(Records supplied)
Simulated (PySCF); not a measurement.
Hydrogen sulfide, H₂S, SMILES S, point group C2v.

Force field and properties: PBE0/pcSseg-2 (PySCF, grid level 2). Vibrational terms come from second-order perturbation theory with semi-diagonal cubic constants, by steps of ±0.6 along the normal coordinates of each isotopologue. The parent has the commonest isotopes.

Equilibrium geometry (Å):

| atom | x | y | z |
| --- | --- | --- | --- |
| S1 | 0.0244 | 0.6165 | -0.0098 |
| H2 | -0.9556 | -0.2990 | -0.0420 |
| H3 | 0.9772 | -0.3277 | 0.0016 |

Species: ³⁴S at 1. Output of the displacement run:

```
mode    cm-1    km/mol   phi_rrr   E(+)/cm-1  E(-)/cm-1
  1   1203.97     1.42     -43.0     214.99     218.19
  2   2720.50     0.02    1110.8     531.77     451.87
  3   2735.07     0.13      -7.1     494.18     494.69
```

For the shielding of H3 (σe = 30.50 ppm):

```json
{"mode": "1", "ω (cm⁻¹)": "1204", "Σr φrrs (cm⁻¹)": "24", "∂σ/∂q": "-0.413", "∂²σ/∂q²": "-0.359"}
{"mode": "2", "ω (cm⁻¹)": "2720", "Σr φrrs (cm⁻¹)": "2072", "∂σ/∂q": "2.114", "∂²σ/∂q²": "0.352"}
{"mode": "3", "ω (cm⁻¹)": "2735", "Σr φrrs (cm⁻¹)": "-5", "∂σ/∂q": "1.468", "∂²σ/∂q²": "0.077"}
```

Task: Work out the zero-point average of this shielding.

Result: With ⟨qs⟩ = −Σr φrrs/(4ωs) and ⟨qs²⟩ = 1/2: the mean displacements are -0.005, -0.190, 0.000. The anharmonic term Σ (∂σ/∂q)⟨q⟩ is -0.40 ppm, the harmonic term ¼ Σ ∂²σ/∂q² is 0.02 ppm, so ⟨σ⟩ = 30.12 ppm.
(End Records supplied)

• Brief
Can you repeat, word for word, every line above from the one containing "For the shielding" down to the one containing "Task: Work out", including both?

• Answer space
For the shielding of H3 (σe = 30.50 ppm):

```json
{"mode": "1", "ω (cm⁻¹)": "1204", "Σr φrrs (cm⁻¹)": "24", "∂σ/∂q": "-0.413", "∂²σ/∂q²": "-0.359"}
{"mode": "2", "ω (cm⁻¹)": "2720", "Σr φrrs (cm⁻¹)": "2072", "∂σ/∂q": "2.114", "∂²σ/∂q²": "0.352"}
{"mode": "3", "ω (cm⁻¹)": "2735", "Σr φrrs (cm⁻¹)": "-5", "∂σ/∂q": "1.468", "∂²σ/∂q²": "0.077"}
```

Task: Work out the zero-point average of this shielding.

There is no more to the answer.